# Assigned task
In the listing below, locate the line containing "Ohm's law makes" and the line containing "What the run". Output both of them and every line between, exactly as written, and nothing more.

# Exercise data
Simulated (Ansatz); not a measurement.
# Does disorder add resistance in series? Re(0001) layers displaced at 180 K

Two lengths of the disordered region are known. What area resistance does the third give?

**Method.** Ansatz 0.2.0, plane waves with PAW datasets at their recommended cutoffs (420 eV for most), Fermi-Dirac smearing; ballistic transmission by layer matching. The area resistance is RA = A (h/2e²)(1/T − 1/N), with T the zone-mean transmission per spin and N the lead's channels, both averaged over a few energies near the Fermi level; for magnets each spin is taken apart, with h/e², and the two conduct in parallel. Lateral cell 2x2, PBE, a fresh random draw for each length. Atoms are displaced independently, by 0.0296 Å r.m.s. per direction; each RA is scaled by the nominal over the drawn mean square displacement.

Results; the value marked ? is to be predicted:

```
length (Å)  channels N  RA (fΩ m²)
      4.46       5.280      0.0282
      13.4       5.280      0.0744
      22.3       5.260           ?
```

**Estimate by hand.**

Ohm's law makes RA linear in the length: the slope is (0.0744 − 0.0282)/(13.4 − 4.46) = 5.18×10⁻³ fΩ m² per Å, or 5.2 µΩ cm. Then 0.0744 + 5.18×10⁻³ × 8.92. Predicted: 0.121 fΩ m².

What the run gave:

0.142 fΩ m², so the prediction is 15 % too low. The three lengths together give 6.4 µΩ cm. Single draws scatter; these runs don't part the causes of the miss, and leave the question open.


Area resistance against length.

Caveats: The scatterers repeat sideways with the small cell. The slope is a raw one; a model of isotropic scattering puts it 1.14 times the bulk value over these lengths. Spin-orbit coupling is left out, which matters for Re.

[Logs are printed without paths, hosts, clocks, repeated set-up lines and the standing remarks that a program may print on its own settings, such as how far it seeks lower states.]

# Answer section
Ohm's law makes RA linear in the length: the slope is (0.0744 − 0.0282)/(13.4 − 4.46) = 5.18×10⁻³ fΩ m² per Å, or 5.2 µΩ cm. Then 0.0744 + 5.18×10⁻³ × 8.92. Predicted: 0.121 fΩ m².

What the run gave:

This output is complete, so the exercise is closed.